- **DATASET CONTENT**
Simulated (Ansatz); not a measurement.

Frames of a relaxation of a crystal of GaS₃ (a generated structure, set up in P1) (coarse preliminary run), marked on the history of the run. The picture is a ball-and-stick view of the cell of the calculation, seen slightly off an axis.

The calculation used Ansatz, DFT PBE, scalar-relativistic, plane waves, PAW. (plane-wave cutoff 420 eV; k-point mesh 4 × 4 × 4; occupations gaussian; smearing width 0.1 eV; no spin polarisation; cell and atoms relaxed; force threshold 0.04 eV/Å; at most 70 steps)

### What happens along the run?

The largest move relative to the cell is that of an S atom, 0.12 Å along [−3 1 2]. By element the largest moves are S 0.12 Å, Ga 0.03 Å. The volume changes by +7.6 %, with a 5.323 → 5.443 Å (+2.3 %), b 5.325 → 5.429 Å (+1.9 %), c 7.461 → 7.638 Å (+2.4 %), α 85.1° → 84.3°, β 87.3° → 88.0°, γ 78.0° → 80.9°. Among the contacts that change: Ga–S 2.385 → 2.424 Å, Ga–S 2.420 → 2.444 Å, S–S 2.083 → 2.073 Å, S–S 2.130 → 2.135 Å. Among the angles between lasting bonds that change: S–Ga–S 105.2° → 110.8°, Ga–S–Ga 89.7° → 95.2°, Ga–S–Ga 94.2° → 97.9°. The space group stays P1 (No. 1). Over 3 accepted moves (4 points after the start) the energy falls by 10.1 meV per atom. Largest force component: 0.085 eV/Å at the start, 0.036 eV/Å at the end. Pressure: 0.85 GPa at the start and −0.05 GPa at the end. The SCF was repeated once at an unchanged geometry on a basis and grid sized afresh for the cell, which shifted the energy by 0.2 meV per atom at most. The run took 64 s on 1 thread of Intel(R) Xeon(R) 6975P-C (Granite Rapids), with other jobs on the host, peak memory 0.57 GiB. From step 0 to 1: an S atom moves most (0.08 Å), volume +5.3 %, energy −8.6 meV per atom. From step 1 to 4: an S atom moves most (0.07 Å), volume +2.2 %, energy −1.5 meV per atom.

- **WORK TASK**
Every line from the line containing "The calculation used" through the line containing "### What happens along the run?" in the records above must be retyped exactly. Leave out the rest.

- **SOLUTION**
The calculation used Ansatz, DFT PBE, scalar-relativistic, plane waves, PAW. (plane-wave cutoff 420 eV; k-point mesh 4 × 4 × 4; occupations gaussian; smearing width 0.1 eV; no spin polarisation; cell and atoms relaxed; force threshold 0.04 eV/Å; at most 70 steps)

### What happens along the run?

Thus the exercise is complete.